> **ACTION ITEM**
All the data must be output exactly as given.

> **MATERIAL SHOWN**
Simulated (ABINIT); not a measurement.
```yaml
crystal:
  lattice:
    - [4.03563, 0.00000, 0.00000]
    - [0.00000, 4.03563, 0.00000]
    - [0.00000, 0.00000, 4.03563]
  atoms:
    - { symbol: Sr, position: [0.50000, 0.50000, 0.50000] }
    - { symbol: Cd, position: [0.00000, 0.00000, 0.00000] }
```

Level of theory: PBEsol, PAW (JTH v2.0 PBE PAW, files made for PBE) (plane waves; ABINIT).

> **WORKED SOLUTION**
Simulated (ABINIT); not a measurement.
```yaml
crystal:
  lattice:
    - [4.03563, 0.00000, 0.00000]
    - [0.00000, 4.03563, 0.00000]
    - [0.00000, 0.00000, 4.03563]
  atoms:
    - { symbol: Sr, position: [0.50000, 0.50000, 0.50000] }
    - { symbol: Cd, position: [0.00000, 0.00000, 0.00000] }
```

Level of theory: PBEsol, PAW (JTH v2.0 PBE PAW, files made for PBE) (plane waves; ABINIT).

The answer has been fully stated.